+--
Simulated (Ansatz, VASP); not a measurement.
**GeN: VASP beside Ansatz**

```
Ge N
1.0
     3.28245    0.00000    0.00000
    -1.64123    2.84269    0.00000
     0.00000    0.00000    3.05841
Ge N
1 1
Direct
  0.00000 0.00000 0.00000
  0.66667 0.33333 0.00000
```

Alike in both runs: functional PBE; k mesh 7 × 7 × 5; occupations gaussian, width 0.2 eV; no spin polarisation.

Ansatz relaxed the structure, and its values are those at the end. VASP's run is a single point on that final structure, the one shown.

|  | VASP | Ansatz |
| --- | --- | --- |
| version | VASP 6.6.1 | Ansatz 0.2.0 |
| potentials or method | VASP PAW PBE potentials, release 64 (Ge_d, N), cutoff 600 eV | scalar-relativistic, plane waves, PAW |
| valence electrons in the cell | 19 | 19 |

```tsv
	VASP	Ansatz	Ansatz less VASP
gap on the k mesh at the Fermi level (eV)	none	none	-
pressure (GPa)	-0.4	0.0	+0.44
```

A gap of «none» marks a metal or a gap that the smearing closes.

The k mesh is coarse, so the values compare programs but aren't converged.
+--

WORK INSTRUCTION |
Transcribe the lines above between the line holding "cell | 19 | 19 |" and the line holding "the smearing closes.", inclusive, exactly as they stand and with nothing added.

WORKED SOLUTION |
| valence electrons in the cell | 19 | 19 |

```tsv
	VASP	Ansatz	Ansatz less VASP
gap on the k mesh at the Fermi level (eV)	none	none	-
pressure (GPa)	-0.4	0.0	+0.44
```

A gap of «none» marks a metal or a gap that the smearing closes.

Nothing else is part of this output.